--- START ---

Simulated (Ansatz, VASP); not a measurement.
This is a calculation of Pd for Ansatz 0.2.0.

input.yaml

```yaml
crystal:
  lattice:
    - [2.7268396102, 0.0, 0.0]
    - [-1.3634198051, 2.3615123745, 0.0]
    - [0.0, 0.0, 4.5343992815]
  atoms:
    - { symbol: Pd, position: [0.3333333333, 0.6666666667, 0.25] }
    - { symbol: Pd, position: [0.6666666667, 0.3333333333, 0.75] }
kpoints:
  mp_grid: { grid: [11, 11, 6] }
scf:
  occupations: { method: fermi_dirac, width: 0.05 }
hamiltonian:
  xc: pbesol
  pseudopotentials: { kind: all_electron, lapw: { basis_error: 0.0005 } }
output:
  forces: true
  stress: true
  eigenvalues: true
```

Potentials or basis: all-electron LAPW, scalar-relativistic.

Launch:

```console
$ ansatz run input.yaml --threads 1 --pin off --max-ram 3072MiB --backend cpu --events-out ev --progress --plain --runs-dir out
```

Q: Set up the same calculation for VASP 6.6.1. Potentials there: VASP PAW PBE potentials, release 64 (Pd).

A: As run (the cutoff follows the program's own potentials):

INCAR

--- END ---

**Assigned task**
Nothing in the data may differ; print all of it exactly as written.

**Task result**
Simulated (Ansatz, VASP); not a measurement.
This is a calculation of Pd for Ansatz 0.2.0.

input.yaml

```yaml
crystal:
  lattice:
    - [2.7268396102, 0.0, 0.0]
    - [-1.3634198051, 2.3615123745, 0.0]
    - [0.0, 0.0, 4.5343992815]
  atoms:
    - { symbol: Pd, position: [0.3333333333, 0.6666666667, 0.25] }
    - { symbol: Pd, position: [0.6666666667, 0.3333333333, 0.75] }
kpoints:
  mp_grid: { grid: [11, 11, 6] }
scf:
  occupations: { method: fermi_dirac, width: 0.05 }
hamiltonian:
  xc: pbesol
  pseudopotentials: { kind: all_electron, lapw: { basis_error: 0.0005 } }
output:
  forces: true
  stress: true
  eigenvalues: true
```

Potentials or basis: all-electron LAPW, scalar-relativistic.

Launch:

```console
$ ansatz run input.yaml --threads 1 --pin off --max-ram 3072MiB --backend cpu --events-out ev --progress --plain --runs-dir out
```

Q: Set up the same calculation for VASP 6.6.1. Potentials there: VASP PAW PBE potentials, release 64 (Pd).

A: As run (the cutoff follows the program's own potentials):

INCAR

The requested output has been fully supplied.